■ **Dataset**
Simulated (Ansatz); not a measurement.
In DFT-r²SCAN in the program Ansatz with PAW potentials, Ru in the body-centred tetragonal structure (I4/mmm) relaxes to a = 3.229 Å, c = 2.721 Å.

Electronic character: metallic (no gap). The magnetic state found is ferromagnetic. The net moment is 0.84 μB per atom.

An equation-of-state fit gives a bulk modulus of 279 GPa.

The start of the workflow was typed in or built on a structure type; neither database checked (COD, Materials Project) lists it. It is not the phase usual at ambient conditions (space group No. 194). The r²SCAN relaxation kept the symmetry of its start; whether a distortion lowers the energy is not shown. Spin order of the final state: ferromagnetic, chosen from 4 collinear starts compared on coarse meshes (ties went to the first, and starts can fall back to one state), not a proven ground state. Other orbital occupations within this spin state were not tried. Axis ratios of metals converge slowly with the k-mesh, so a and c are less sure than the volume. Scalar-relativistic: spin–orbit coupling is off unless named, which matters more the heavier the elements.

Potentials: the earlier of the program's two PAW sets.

■ **Task item**
Look back at the entries above and repeat, unchanged, every line from the line holding "Electronic character: metallic" through the line holding "An equation-of-state fit".

■ **Problem solution**
Electronic character: metallic (no gap). The magnetic state found is ferromagnetic. The net moment is 0.84 μB per atom.

An equation-of-state fit gives a bulk modulus of 279 GPa.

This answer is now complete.